[EXCERPTED DATA]
+ + + + +
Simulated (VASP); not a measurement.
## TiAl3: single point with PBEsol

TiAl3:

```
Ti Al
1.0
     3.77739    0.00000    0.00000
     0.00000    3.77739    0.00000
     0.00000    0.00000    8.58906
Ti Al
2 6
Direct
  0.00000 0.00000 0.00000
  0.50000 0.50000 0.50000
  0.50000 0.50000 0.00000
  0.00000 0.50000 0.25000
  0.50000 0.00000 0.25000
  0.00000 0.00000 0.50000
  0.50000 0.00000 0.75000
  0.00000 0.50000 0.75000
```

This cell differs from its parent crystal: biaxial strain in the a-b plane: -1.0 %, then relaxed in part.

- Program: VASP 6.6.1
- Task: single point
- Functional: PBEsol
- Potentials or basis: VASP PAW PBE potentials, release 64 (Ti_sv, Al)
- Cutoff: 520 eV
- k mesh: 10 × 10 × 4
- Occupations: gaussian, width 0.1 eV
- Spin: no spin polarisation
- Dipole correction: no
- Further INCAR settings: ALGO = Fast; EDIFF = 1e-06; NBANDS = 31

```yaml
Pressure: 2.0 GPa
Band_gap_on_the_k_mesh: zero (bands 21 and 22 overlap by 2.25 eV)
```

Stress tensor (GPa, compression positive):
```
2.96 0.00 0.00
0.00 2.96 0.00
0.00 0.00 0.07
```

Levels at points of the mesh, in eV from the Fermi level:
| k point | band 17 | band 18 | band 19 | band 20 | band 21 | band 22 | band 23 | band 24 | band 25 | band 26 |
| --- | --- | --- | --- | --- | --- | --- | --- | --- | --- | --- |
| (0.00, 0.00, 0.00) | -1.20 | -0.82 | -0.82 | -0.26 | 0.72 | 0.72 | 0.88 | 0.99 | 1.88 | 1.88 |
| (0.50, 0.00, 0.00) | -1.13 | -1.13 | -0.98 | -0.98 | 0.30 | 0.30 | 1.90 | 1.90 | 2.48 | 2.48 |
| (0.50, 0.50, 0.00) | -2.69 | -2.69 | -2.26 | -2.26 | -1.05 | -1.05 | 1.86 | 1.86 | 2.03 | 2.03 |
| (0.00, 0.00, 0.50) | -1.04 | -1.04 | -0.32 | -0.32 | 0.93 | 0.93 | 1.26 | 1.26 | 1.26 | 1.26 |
+ + + + +

[WORK INSTRUCTION]
The lines needed run from the first line of the data through the line containing "Levels at points"; give them again exactly and nothing else.

[WRITTEN REPLY]
Simulated (VASP); not a measurement.
## TiAl3: single point with PBEsol

TiAl3:

```
Ti Al
1.0
     3.77739    0.00000    0.00000
     0.00000    3.77739    0.00000
     0.00000    0.00000    8.58906
Ti Al
2 6
Direct
  0.00000 0.00000 0.00000
  0.50000 0.50000 0.50000
  0.50000 0.50000 0.00000
  0.00000 0.50000 0.25000
  0.50000 0.00000 0.25000
  0.00000 0.00000 0.50000
  0.50000 0.00000 0.75000
  0.00000 0.50000 0.75000
```

This cell differs from its parent crystal: biaxial strain in the a-b plane: -1.0 %, then relaxed in part.

- Program: VASP 6.6.1
- Task: single point
- Functional: PBEsol
- Potentials or basis: VASP PAW PBE potentials, release 64 (Ti_sv, Al)
- Cutoff: 520 eV
- k mesh: 10 × 10 × 4
- Occupations: gaussian, width 0.1 eV
- Spin: no spin polarisation
- Dipole correction: no
- Further INCAR settings: ALGO = Fast; EDIFF = 1e-06; NBANDS = 31

```yaml
Pressure: 2.0 GPa
Band_gap_on_the_k_mesh: zero (bands 21 and 22 overlap by 2.25 eV)
```

Stress tensor (GPa, compression positive):
```
2.96 0.00 0.00
0.00 2.96 0.00
0.00 0.00 0.07
```

Levels at points of the mesh, in eV from the Fermi level:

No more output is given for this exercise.